* [Assigned task] Extract every line below, verbatim.

* [Recorded information]
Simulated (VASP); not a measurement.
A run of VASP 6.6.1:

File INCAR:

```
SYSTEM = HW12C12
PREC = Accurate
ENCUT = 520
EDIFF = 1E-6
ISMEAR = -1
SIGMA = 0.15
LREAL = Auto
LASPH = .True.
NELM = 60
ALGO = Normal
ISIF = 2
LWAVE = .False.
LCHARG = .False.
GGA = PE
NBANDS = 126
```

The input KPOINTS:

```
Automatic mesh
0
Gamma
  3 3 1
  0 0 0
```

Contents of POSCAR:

* [Answer space]
Simulated (VASP); not a measurement.
A run of VASP 6.6.1:

File INCAR:

```
SYSTEM = HW12C12
PREC = Accurate
ENCUT = 520
EDIFF = 1E-6
ISMEAR = -1
SIGMA = 0.15
LREAL = Auto
LASPH = .True.
NELM = 60
ALGO = Normal
ISIF = 2
LWAVE = .False.
LCHARG = .False.
GGA = PE
NBANDS = 126
```

The input KPOINTS:

```
Automatic mesh
0
Gamma
  3 3 1
  0 0 0
```

Contents of POSCAR:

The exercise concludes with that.